Data provided:
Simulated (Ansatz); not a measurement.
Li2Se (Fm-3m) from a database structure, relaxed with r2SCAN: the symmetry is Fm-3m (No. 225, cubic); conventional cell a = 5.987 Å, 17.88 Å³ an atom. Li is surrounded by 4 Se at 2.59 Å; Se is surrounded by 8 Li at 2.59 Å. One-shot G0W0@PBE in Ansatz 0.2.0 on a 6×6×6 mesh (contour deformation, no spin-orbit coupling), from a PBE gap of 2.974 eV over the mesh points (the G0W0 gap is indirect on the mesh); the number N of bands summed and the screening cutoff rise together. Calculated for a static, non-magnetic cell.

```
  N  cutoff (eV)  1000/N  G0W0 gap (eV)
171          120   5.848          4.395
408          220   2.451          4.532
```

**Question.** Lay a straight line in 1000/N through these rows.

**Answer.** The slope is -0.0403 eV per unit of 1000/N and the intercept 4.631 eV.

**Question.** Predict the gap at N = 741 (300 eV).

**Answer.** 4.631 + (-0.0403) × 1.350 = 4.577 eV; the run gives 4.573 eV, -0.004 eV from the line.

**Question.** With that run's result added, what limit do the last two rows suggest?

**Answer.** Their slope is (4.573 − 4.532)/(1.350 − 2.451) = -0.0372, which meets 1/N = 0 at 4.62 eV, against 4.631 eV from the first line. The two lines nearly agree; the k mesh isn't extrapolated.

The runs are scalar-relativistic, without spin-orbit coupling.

Action item:
Set every line down again exactly. Begin with the first line of the entries and finish with the line containing "from the line.".

Task answer:
Simulated (Ansatz); not a measurement.
Li2Se (Fm-3m) from a database structure, relaxed with r2SCAN: the symmetry is Fm-3m (No. 225, cubic); conventional cell a = 5.987 Å, 17.88 Å³ an atom. Li is surrounded by 4 Se at 2.59 Å; Se is surrounded by 8 Li at 2.59 Å. One-shot G0W0@PBE in Ansatz 0.2.0 on a 6×6×6 mesh (contour deformation, no spin-orbit coupling), from a PBE gap of 2.974 eV over the mesh points (the G0W0 gap is indirect on the mesh); the number N of bands summed and the screening cutoff rise together. Calculated for a static, non-magnetic cell.

```
  N  cutoff (eV)  1000/N  G0W0 gap (eV)
171          120   5.848          4.395
408          220   2.451          4.532
```

**Question.** Lay a straight line in 1000/N through these rows.

**Answer.** The slope is -0.0403 eV per unit of 1000/N and the intercept 4.631 eV.

**Question.** Predict the gap at N = 741 (300 eV).

**Answer.** 4.631 + (-0.0403) × 1.350 = 4.577 eV; the run gives 4.573 eV, -0.004 eV from the line.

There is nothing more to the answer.